Copy exactly the lines from the start of the data below through the one that carries "Program: VASP 6.6.1", and only those.

+ + + +

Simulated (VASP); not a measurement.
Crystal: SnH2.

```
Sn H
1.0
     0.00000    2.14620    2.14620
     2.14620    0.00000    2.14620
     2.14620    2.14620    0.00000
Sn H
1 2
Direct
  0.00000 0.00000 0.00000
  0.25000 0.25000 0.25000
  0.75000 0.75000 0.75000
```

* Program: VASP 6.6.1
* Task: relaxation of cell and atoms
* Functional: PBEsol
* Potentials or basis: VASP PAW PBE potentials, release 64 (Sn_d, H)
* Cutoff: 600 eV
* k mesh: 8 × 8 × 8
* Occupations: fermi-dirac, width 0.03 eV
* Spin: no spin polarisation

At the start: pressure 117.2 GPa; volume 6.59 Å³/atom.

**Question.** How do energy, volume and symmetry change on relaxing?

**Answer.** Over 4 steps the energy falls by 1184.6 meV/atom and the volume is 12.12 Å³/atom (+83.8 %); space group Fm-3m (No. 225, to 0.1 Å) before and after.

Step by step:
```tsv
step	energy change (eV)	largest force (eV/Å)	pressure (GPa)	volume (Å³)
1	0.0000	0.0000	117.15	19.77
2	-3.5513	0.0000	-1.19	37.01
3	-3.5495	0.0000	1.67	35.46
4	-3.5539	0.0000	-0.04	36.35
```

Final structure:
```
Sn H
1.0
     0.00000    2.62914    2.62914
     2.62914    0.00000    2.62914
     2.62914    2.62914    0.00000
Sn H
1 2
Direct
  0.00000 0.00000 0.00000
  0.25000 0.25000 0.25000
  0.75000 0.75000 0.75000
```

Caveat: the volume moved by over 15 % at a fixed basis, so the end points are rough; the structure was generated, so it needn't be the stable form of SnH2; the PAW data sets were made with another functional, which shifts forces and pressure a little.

+ + + +

### EXERCISE RESPONSE
Simulated (VASP); not a measurement.
Crystal: SnH2.

```
Sn H
1.0
     0.00000    2.14620    2.14620
     2.14620    0.00000    2.14620
     2.14620    2.14620    0.00000
Sn H
1 2
Direct
  0.00000 0.00000 0.00000
  0.25000 0.25000 0.25000
  0.75000 0.75000 0.75000
```

* Program: VASP 6.6.1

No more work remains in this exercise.